What is needed is a verbatim copy of each record below.

**Information given**
......

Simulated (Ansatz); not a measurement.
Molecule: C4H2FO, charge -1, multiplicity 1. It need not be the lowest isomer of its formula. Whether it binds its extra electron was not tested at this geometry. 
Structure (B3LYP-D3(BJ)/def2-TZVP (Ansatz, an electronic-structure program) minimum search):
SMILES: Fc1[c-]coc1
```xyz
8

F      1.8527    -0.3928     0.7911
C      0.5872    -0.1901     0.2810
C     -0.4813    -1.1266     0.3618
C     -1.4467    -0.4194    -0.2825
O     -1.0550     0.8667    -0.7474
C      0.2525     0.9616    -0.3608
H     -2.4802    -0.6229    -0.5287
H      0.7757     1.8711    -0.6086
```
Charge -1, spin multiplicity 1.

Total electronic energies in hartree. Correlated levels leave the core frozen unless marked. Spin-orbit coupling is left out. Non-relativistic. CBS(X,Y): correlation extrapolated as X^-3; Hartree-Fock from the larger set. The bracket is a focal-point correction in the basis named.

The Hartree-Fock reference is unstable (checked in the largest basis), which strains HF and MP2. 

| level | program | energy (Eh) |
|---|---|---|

......

**Solution**
Simulated (Ansatz); not a measurement.
Molecule: C4H2FO, charge -1, multiplicity 1. It need not be the lowest isomer of its formula. Whether it binds its extra electron was not tested at this geometry. 
Structure (B3LYP-D3(BJ)/def2-TZVP (Ansatz, an electronic-structure program) minimum search):
SMILES: Fc1[c-]coc1
```xyz
8

F      1.8527    -0.3928     0.7911
C      0.5872    -0.1901     0.2810
C     -0.4813    -1.1266     0.3618
C     -1.4467    -0.4194    -0.2825
O     -1.0550     0.8667    -0.7474
C      0.2525     0.9616    -0.3608
H     -2.4802    -0.6229    -0.5287
H      0.7757     1.8711    -0.6086
```
Charge -1, spin multiplicity 1.

Total electronic energies in hartree. Correlated levels leave the core frozen unless marked. Spin-orbit coupling is left out. Non-relativistic. CBS(X,Y): correlation extrapolated as X^-3; Hartree-Fock from the larger set. The bracket is a focal-point correction in the basis named.

The Hartree-Fock reference is unstable (checked in the largest basis), which strains HF and MP2. 

| level | program | energy (Eh) |
|---|---|---|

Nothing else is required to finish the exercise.